• • •

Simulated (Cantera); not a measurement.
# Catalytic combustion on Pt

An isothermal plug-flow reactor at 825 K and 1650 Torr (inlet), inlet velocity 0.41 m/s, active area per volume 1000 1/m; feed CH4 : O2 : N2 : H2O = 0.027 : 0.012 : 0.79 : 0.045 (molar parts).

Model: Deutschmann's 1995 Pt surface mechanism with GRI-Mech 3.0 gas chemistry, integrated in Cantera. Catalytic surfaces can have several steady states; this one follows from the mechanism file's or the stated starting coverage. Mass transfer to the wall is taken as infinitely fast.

• • •

▶ _Work request_: Your job is to write out the data exactly as it stands.

▶ _Task answer_:
Simulated (Cantera); not a measurement.
# Catalytic combustion on Pt

An isothermal plug-flow reactor at 825 K and 1650 Torr (inlet), inlet velocity 0.41 m/s, active area per volume 1000 1/m; feed CH4 : O2 : N2 : H2O = 0.027 : 0.012 : 0.79 : 0.045 (molar parts).

Model: Deutschmann's 1995 Pt surface mechanism with GRI-Mech 3.0 gas chemistry, integrated in Cantera. Catalytic surfaces can have several steady states; this one follows from the mechanism file's or the stated starting coverage. Mass transfer to the wall is taken as infinitely fast.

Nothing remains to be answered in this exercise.